• **Information**
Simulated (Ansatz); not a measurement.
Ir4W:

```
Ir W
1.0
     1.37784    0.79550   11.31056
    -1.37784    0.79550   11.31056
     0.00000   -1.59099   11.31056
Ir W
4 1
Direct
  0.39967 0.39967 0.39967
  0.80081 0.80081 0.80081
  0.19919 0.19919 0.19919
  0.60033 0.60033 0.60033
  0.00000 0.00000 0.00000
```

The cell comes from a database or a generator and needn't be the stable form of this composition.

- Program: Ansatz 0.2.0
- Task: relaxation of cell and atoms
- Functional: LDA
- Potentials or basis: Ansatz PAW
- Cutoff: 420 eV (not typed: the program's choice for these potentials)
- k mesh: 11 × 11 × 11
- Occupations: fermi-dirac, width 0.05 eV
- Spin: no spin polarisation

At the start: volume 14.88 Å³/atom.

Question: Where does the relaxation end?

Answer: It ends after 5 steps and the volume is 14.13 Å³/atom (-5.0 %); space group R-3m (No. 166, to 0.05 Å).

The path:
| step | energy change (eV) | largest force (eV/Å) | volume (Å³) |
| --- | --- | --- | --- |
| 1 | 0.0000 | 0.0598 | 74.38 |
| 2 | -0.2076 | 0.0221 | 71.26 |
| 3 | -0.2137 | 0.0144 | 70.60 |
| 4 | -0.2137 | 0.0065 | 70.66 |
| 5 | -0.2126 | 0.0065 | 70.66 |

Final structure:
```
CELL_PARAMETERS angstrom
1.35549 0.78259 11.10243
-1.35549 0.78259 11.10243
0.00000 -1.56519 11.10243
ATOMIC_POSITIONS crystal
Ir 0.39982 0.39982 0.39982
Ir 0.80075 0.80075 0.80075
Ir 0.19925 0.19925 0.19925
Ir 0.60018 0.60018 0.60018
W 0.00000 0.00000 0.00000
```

• **Work order**
Transcribe only, please, the lines from the first line of the records through the line with "At the start: volume 14.88 Å³/atom.". Both of those lines are included.

• **Response**
Simulated (Ansatz); not a measurement.
Ir4W:

```
Ir W
1.0
     1.37784    0.79550   11.31056
    -1.37784    0.79550   11.31056
     0.00000   -1.59099   11.31056
Ir W
4 1
Direct
  0.39967 0.39967 0.39967
  0.80081 0.80081 0.80081
  0.19919 0.19919 0.19919
  0.60033 0.60033 0.60033
  0.00000 0.00000 0.00000
```

The cell comes from a database or a generator and needn't be the stable form of this composition.

- Program: Ansatz 0.2.0
- Task: relaxation of cell and atoms
- Functional: LDA
- Potentials or basis: Ansatz PAW
- Cutoff: 420 eV (not typed: the program's choice for these potentials)
- k mesh: 11 × 11 × 11
- Occupations: fermi-dirac, width 0.05 eV
- Spin: no spin polarisation

At the start: volume 14.88 Å³/atom.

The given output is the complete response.